WORK TASK :: Given the material below, output exactly the lines from the line with "# wB97X/6-31G(d) (spherical" to the line with "Bond lengths: C1–C2", both ends included, and no other lines.

· · · ·

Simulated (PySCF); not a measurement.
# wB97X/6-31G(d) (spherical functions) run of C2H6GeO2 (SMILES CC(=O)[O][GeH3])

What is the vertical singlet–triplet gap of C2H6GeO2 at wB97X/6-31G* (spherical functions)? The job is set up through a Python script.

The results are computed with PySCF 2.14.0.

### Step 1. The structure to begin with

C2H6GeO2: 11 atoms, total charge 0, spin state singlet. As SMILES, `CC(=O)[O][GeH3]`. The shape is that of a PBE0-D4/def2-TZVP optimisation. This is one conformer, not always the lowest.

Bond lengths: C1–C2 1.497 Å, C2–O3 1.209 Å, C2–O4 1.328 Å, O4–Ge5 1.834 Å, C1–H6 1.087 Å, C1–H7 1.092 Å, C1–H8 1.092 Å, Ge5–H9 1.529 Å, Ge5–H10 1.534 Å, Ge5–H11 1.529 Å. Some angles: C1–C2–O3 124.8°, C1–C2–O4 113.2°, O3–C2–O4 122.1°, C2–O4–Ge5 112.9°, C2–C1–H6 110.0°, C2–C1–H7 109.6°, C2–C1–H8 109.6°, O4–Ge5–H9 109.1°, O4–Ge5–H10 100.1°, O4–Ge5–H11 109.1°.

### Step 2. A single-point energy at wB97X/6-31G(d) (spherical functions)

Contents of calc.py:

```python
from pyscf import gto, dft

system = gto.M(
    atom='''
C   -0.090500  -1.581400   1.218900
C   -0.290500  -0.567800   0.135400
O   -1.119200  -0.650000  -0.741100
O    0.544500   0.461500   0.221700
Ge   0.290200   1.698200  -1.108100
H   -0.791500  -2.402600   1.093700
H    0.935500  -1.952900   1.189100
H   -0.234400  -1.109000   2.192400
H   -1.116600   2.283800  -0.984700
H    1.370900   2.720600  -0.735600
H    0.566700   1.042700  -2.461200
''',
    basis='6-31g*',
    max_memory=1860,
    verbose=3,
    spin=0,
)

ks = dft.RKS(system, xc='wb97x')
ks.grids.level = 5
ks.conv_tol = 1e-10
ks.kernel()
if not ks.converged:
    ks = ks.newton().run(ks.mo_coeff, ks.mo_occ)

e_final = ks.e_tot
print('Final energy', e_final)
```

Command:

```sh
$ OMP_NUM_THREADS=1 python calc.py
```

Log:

· · · ·

WRITTEN SOLUTION ::
# wB97X/6-31G(d) (spherical functions) run of C2H6GeO2 (SMILES CC(=O)[O][GeH3])

What is the vertical singlet–triplet gap of C2H6GeO2 at wB97X/6-31G* (spherical functions)? The job is set up through a Python script.

The results are computed with PySCF 2.14.0.

### Step 1. The structure to begin with

C2H6GeO2: 11 atoms, total charge 0, spin state singlet. As SMILES, `CC(=O)[O][GeH3]`. The shape is that of a PBE0-D4/def2-TZVP optimisation. This is one conformer, not always the lowest.

Bond lengths: C1–C2 1.497 Å, C2–O3 1.209 Å, C2–O4 1.328 Å, O4–Ge5 1.834 Å, C1–H6 1.087 Å, C1–H7 1.092 Å, C1–H8 1.092 Å, Ge5–H9 1.529 Å, Ge5–H10 1.534 Å, Ge5–H11 1.529 Å. Some angles: C1–C2–O3 124.8°, C1–C2–O4 113.2°, O3–C2–O4 122.1°, C2–O4–Ge5 112.9°, C2–C1–H6 110.0°, C2–C1–H7 109.6°, C2–C1–H8 109.6°, O4–Ge5–H9 109.1°, O4–Ge5–H10 100.1°, O4–Ge5–H11 109.1°.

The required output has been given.